### [Data provided]
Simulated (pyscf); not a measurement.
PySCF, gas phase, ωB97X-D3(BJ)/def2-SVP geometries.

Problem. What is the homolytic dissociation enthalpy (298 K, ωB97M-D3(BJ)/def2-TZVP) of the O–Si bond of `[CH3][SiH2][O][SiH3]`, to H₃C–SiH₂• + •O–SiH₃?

### [Action item]
Write out the whole listing again. Match it word for word.

### [Exercise output]
Simulated (pyscf); not a measurement.
PySCF, gas phase, ωB97X-D3(BJ)/def2-SVP geometries.

Problem. What is the homolytic dissociation enthalpy (298 K, ωB97M-D3(BJ)/def2-TZVP) of the O–Si bond of `[CH3][SiH2][O][SiH3]`, to H₃C–SiH₂• + •O–SiH₃?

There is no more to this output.